────────

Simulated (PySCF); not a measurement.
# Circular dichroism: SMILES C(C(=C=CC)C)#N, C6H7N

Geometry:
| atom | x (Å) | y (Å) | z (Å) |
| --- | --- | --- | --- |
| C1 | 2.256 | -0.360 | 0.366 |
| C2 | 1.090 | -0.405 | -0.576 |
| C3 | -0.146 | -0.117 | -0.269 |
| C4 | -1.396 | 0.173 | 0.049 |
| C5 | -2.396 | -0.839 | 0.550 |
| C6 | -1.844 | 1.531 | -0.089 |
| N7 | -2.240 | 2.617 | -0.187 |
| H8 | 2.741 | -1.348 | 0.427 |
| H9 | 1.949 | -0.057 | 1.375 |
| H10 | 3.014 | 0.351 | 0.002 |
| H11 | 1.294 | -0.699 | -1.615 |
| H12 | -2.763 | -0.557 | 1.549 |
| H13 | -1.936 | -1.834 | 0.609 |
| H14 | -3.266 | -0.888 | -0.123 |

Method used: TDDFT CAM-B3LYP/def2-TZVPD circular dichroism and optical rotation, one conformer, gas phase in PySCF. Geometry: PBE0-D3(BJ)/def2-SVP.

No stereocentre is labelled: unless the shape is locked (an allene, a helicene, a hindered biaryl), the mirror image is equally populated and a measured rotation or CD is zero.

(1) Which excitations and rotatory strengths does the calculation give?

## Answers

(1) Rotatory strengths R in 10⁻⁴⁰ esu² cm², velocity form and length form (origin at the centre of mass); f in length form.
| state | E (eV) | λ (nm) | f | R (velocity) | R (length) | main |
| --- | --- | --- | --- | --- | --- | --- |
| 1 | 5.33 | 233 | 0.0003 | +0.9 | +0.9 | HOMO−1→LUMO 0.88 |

────────

WORK INSTRUCTION> Print the full listing again, word for word.

TASK SOLUTION>
Simulated (PySCF); not a measurement.
# Circular dichroism: SMILES C(C(=C=CC)C)#N, C6H7N

Geometry:
| atom | x (Å) | y (Å) | z (Å) |
| --- | --- | --- | --- |
| C1 | 2.256 | -0.360 | 0.366 |
| C2 | 1.090 | -0.405 | -0.576 |
| C3 | -0.146 | -0.117 | -0.269 |
| C4 | -1.396 | 0.173 | 0.049 |
| C5 | -2.396 | -0.839 | 0.550 |
| C6 | -1.844 | 1.531 | -0.089 |
| N7 | -2.240 | 2.617 | -0.187 |
| H8 | 2.741 | -1.348 | 0.427 |
| H9 | 1.949 | -0.057 | 1.375 |
| H10 | 3.014 | 0.351 | 0.002 |
| H11 | 1.294 | -0.699 | -1.615 |
| H12 | -2.763 | -0.557 | 1.549 |
| H13 | -1.936 | -1.834 | 0.609 |
| H14 | -3.266 | -0.888 | -0.123 |

Method used: TDDFT CAM-B3LYP/def2-TZVPD circular dichroism and optical rotation, one conformer, gas phase in PySCF. Geometry: PBE0-D3(BJ)/def2-SVP.

No stereocentre is labelled: unless the shape is locked (an allene, a helicene, a hindered biaryl), the mirror image is equally populated and a measured rotation or CD is zero.

(1) Which excitations and rotatory strengths does the calculation give?

## Answers

(1) Rotatory strengths R in 10⁻⁴⁰ esu² cm², velocity form and length form (origin at the centre of mass); f in length form.
| state | E (eV) | λ (nm) | f | R (velocity) | R (length) | main |
| --- | --- | --- | --- | --- | --- | --- |
| 1 | 5.33 | 233 | 0.0003 | +0.9 | +0.9 | HOMO−1→LUMO 0.88 |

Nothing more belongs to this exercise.